> [Exercise]: Up to and including the line that contains "Give the structural formula.", repeat each line of the data exactly, starting from the first.

> [Information]:
· · · · · · ·

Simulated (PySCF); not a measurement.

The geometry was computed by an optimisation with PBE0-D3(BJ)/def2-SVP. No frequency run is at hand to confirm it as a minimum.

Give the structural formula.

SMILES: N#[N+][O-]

· · · · · · ·

> [Written answer]:
Simulated (PySCF); not a measurement.

The geometry was computed by an optimisation with PBE0-D3(BJ)/def2-SVP. No frequency run is at hand to confirm it as a minimum.

Give the structural formula.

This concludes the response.